* _Required action_
Word for word, repeat each line of the listing below.

------------------------------------------------------------------------
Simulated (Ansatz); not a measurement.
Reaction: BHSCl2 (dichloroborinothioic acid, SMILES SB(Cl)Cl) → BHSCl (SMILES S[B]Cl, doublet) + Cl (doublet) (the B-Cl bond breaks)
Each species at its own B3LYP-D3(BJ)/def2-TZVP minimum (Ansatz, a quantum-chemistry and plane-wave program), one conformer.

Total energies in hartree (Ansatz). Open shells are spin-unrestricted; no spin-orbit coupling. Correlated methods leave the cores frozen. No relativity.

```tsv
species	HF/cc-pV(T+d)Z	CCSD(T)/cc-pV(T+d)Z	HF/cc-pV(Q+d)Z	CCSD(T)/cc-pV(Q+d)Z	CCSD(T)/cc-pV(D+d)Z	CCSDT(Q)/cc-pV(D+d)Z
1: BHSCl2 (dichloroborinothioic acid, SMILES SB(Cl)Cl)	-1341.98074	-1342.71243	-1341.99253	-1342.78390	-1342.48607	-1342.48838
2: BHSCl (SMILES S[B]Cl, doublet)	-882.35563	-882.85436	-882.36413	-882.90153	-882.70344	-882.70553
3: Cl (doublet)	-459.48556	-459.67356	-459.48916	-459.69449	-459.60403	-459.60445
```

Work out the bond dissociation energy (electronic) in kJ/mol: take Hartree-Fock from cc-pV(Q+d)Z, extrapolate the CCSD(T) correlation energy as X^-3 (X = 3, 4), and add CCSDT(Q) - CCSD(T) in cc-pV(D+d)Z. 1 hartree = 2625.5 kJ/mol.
------------------------------------------------------------------------

* _Written reply_
Simulated (Ansatz); not a measurement.
Reaction: BHSCl2 (dichloroborinothioic acid, SMILES SB(Cl)Cl) → BHSCl (SMILES S[B]Cl, doublet) + Cl (doublet) (the B-Cl bond breaks)
Each species at its own B3LYP-D3(BJ)/def2-TZVP minimum (Ansatz, a quantum-chemistry and plane-wave program), one conformer.

Total energies in hartree (Ansatz). Open shells are spin-unrestricted; no spin-orbit coupling. Correlated methods leave the cores frozen. No relativity.

```tsv
species	HF/cc-pV(T+d)Z	CCSD(T)/cc-pV(T+d)Z	HF/cc-pV(Q+d)Z	CCSD(T)/cc-pV(Q+d)Z	CCSD(T)/cc-pV(D+d)Z	CCSDT(Q)/cc-pV(D+d)Z
1: BHSCl2 (dichloroborinothioic acid, SMILES SB(Cl)Cl)	-1341.98074	-1342.71243	-1341.99253	-1342.78390	-1342.48607	-1342.48838
2: BHSCl (SMILES S[B]Cl, doublet)	-882.35563	-882.85436	-882.36413	-882.90153	-882.70344	-882.70553
3: Cl (doublet)	-459.48556	-459.67356	-459.48916	-459.69449	-459.60403	-459.60445
```

Work out the bond dissociation energy (electronic) in kJ/mol: take Hartree-Fock from cc-pV(Q+d)Z, extrapolate the CCSD(T) correlation energy as X^-3 (X = 3, 4), and add CCSDT(Q) - CCSD(T) in cc-pV(D+d)Z. 1 hartree = 2625.5 kJ/mol.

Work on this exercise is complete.